Given entries ::
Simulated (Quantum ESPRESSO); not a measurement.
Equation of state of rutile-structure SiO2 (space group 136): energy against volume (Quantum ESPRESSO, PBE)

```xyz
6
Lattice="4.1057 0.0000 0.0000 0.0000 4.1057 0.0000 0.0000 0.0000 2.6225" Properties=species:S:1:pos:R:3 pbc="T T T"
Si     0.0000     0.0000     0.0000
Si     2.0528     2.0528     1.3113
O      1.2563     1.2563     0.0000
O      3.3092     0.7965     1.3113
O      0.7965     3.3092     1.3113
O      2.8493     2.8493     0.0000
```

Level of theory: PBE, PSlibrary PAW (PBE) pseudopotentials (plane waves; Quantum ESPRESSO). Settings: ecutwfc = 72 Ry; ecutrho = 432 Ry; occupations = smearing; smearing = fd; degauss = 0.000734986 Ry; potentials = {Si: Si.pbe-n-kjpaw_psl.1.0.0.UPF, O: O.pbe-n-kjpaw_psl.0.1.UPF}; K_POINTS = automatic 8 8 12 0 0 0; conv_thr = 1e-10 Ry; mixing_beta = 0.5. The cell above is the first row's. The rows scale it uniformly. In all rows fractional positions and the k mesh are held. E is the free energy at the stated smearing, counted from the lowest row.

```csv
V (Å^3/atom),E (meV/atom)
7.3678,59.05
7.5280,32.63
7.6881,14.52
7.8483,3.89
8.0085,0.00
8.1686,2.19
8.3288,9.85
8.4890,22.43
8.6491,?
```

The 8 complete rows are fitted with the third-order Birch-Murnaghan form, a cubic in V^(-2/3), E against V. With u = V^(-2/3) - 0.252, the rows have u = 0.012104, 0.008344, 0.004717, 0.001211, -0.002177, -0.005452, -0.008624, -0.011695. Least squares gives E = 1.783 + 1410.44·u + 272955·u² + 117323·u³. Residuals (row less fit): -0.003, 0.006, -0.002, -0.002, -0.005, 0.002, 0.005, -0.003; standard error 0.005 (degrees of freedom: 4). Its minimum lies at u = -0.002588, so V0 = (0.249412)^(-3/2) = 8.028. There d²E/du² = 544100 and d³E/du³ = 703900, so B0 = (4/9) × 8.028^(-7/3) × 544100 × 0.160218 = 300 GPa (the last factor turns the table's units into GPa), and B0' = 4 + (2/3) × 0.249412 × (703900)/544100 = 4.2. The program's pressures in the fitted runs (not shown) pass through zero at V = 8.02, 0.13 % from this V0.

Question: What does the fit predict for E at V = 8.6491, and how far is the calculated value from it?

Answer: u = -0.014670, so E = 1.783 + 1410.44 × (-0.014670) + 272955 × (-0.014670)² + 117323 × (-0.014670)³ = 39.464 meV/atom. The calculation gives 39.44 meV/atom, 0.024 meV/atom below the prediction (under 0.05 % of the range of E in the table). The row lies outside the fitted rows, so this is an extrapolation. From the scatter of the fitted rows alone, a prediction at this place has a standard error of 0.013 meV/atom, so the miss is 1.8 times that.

Requirement ::
Only an exact copy of the listing above, from its first line up to and including the line with "The 8 complete", counts as the answer.

Your response ::
Simulated (Quantum ESPRESSO); not a measurement.
Equation of state of rutile-structure SiO2 (space group 136): energy against volume (Quantum ESPRESSO, PBE)

```xyz
6
Lattice="4.1057 0.0000 0.0000 0.0000 4.1057 0.0000 0.0000 0.0000 2.6225" Properties=species:S:1:pos:R:3 pbc="T T T"
Si     0.0000     0.0000     0.0000
Si     2.0528     2.0528     1.3113
O      1.2563     1.2563     0.0000
O      3.3092     0.7965     1.3113
O      0.7965     3.3092     1.3113
O      2.8493     2.8493     0.0000
```

Level of theory: PBE, PSlibrary PAW (PBE) pseudopotentials (plane waves; Quantum ESPRESSO). Settings: ecutwfc = 72 Ry; ecutrho = 432 Ry; occupations = smearing; smearing = fd; degauss = 0.000734986 Ry; potentials = {Si: Si.pbe-n-kjpaw_psl.1.0.0.UPF, O: O.pbe-n-kjpaw_psl.0.1.UPF}; K_POINTS = automatic 8 8 12 0 0 0; conv_thr = 1e-10 Ry; mixing_beta = 0.5. The cell above is the first row's. The rows scale it uniformly. In all rows fractional positions and the k mesh are held. E is the free energy at the stated smearing, counted from the lowest row.

```csv
V (Å^3/atom),E (meV/atom)
7.3678,59.05
7.5280,32.63
7.6881,14.52
7.8483,3.89
8.0085,0.00
8.1686,2.19
8.3288,9.85
8.4890,22.43
8.6491,?
```

The 8 complete rows are fitted with the third-order Birch-Murnaghan form, a cubic in V^(-2/3), E against V. With u = V^(-2/3) - 0.252, the rows have u = 0.012104, 0.008344, 0.004717, 0.001211, -0.002177, -0.005452, -0.008624, -0.011695. Least squares gives E = 1.783 + 1410.44·u + 272955·u² + 117323·u³. Residuals (row less fit): -0.003, 0.006, -0.002, -0.002, -0.005, 0.002, 0.005, -0.003; standard error 0.005 (degrees of freedom: 4). Its minimum lies at u = -0.002588, so V0 = (0.249412)^(-3/2) = 8.028. There d²E/du² = 544100 and d³E/du³ = 703900, so B0 = (4/9) × 8.028^(-7/3) × 544100 × 0.160218 = 300 GPa (the last factor turns the table's units into GPa), and B0' = 4 + (2/3) × 0.249412 × (703900)/544100 = 4.2. The program's pressures in the fitted runs (not shown) pass through zero at V = 8.02, 0.13 % from this V0.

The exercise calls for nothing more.